═════ Information supplied ═════

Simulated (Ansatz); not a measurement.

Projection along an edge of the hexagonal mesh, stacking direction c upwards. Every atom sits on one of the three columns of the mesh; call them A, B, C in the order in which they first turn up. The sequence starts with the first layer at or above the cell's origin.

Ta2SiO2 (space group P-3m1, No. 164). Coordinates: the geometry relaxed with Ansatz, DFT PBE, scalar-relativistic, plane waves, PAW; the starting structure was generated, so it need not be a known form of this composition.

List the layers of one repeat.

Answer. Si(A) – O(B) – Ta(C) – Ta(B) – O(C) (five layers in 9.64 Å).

═════

__Work task__.
Full transcription, please: every entry, exactly as written.

__Exercise result__.
Simulated (Ansatz); not a measurement.

Projection along an edge of the hexagonal mesh, stacking direction c upwards. Every atom sits on one of the three columns of the mesh; call them A, B, C in the order in which they first turn up. The sequence starts with the first layer at or above the cell's origin.

Ta2SiO2 (space group P-3m1, No. 164). Coordinates: the geometry relaxed with Ansatz, DFT PBE, scalar-relativistic, plane waves, PAW; the starting structure was generated, so it need not be a known form of this composition.

List the layers of one repeat.

Answer. Si(A) – O(B) – Ta(C) – Ta(B) – O(C) (five layers in 9.64 Å).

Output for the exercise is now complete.